↓

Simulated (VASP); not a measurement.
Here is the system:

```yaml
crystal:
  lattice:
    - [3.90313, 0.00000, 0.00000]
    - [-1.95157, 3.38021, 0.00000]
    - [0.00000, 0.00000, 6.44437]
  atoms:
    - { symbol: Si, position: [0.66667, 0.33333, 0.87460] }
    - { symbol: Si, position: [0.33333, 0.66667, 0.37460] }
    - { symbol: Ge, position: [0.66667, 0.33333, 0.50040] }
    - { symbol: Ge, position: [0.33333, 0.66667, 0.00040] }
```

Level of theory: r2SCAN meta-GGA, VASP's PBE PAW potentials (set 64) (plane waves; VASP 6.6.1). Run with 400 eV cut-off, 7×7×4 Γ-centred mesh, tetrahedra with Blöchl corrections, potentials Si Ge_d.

↑

In full and exactly as written, reproduce the records above.

_Exercise response_
Simulated (VASP); not a measurement.
Here is the system:

```yaml
crystal:
  lattice:
    - [3.90313, 0.00000, 0.00000]
    - [-1.95157, 3.38021, 0.00000]
    - [0.00000, 0.00000, 6.44437]
  atoms:
    - { symbol: Si, position: [0.66667, 0.33333, 0.87460] }
    - { symbol: Si, position: [0.33333, 0.66667, 0.37460] }
    - { symbol: Ge, position: [0.66667, 0.33333, 0.50040] }
    - { symbol: Ge, position: [0.33333, 0.66667, 0.00040] }
```

Level of theory: r2SCAN meta-GGA, VASP's PBE PAW potentials (set 64) (plane waves; VASP 6.6.1). Run with 400 eV cut-off, 7×7×4 Γ-centred mesh, tetrahedra with Blöchl corrections, potentials Si Ge_d.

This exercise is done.